### Work request
Give the listing again in full, exactly as written.

### Material shown
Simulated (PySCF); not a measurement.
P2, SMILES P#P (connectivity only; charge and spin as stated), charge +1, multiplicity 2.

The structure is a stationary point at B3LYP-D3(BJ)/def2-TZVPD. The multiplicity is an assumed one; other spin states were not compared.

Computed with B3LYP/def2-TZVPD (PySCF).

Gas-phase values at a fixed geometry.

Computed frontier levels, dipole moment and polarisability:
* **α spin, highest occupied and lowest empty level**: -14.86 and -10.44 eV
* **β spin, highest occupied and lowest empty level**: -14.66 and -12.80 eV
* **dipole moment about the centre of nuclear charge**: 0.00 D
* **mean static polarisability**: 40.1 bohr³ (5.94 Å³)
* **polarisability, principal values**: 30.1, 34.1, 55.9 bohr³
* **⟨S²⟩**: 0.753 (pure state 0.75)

### Your response
Simulated (PySCF); not a measurement.
P2, SMILES P#P (connectivity only; charge and spin as stated), charge +1, multiplicity 2.

The structure is a stationary point at B3LYP-D3(BJ)/def2-TZVPD. The multiplicity is an assumed one; other spin states were not compared.

Computed with B3LYP/def2-TZVPD (PySCF).

Gas-phase values at a fixed geometry.

Computed frontier levels, dipole moment and polarisability:
* **α spin, highest occupied and lowest empty level**: -14.86 and -10.44 eV
* **β spin, highest occupied and lowest empty level**: -14.66 and -12.80 eV
* **dipole moment about the centre of nuclear charge**: 0.00 D
* **mean static polarisability**: 40.1 bohr³ (5.94 Å³)
* **polarisability, principal values**: 30.1, 34.1, 55.9 bohr³
* **⟨S²⟩**: 0.753 (pure state 0.75)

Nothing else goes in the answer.